A word-for-word reproduction of the listing is required.

---- PROVIDED INFORMATION

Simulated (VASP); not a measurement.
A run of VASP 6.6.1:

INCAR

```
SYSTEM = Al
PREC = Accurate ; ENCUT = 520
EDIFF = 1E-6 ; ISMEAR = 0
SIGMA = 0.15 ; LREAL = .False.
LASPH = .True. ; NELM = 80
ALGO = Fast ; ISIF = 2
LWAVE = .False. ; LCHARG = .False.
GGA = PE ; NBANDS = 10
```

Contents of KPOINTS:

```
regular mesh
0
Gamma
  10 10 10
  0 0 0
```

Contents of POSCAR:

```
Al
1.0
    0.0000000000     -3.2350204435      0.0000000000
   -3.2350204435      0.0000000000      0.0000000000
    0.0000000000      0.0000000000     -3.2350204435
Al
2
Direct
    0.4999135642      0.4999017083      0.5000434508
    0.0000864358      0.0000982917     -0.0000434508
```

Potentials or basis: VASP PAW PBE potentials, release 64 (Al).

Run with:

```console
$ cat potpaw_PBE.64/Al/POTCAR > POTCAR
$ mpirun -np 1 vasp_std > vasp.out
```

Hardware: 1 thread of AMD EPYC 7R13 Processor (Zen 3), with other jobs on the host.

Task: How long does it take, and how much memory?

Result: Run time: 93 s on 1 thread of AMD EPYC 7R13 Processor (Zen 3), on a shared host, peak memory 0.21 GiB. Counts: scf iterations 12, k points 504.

--------

TASK RESPONSE »
Simulated (VASP); not a measurement.
A run of VASP 6.6.1:

INCAR

```
SYSTEM = Al
PREC = Accurate ; ENCUT = 520
EDIFF = 1E-6 ; ISMEAR = 0
SIGMA = 0.15 ; LREAL = .False.
LASPH = .True. ; NELM = 80
ALGO = Fast ; ISIF = 2
LWAVE = .False. ; LCHARG = .False.
GGA = PE ; NBANDS = 10
```

Contents of KPOINTS:

```
regular mesh
0
Gamma
  10 10 10
  0 0 0
```

Contents of POSCAR:

```
Al
1.0
    0.0000000000     -3.2350204435      0.0000000000
   -3.2350204435      0.0000000000      0.0000000000
    0.0000000000      0.0000000000     -3.2350204435
Al
2
Direct
    0.4999135642      0.4999017083      0.5000434508
    0.0000864358      0.0000982917     -0.0000434508
```

Potentials or basis: VASP PAW PBE potentials, release 64 (Al).

Run with:

```console
$ cat potpaw_PBE.64/Al/POTCAR > POTCAR
$ mpirun -np 1 vasp_std > vasp.out
```

Hardware: 1 thread of AMD EPYC 7R13 Processor (Zen 3), with other jobs on the host.

Task: How long does it take, and how much memory?

Result: Run time: 93 s on 1 thread of AMD EPYC 7R13 Processor (Zen 3), on a shared host, peak memory 0.21 GiB. Counts: scf iterations 12, k points 504.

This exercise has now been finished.